▶ Work task:
Please repeat only the stretch of records running from the first line through the line that contains "451.3 | 341 | … |".

▶ Listed entries:
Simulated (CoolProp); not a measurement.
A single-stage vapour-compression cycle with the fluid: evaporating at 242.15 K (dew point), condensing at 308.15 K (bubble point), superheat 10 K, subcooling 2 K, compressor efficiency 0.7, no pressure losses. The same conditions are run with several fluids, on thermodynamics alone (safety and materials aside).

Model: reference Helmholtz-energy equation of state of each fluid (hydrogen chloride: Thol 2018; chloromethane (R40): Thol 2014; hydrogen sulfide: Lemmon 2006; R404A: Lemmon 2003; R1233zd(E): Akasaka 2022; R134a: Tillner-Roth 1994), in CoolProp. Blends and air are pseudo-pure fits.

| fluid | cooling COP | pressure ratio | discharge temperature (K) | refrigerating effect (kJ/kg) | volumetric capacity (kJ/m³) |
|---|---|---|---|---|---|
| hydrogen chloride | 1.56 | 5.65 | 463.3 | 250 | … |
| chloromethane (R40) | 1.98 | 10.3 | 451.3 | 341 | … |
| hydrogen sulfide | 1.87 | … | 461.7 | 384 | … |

▶ Expected answer:
Simulated (CoolProp); not a measurement.
A single-stage vapour-compression cycle with the fluid: evaporating at 242.15 K (dew point), condensing at 308.15 K (bubble point), superheat 10 K, subcooling 2 K, compressor efficiency 0.7, no pressure losses. The same conditions are run with several fluids, on thermodynamics alone (safety and materials aside).

Model: reference Helmholtz-energy equation of state of each fluid (hydrogen chloride: Thol 2018; chloromethane (R40): Thol 2014; hydrogen sulfide: Lemmon 2006; R404A: Lemmon 2003; R1233zd(E): Akasaka 2022; R134a: Tillner-Roth 1994), in CoolProp. Blends and air are pseudo-pure fits.

| fluid | cooling COP | pressure ratio | discharge temperature (K) | refrigerating effect (kJ/kg) | volumetric capacity (kJ/m³) |
|---|---|---|---|---|---|
| hydrogen chloride | 1.56 | 5.65 | 463.3 | 250 | … |
| chloromethane (R40) | 1.98 | 10.3 | 451.3 | 341 | … |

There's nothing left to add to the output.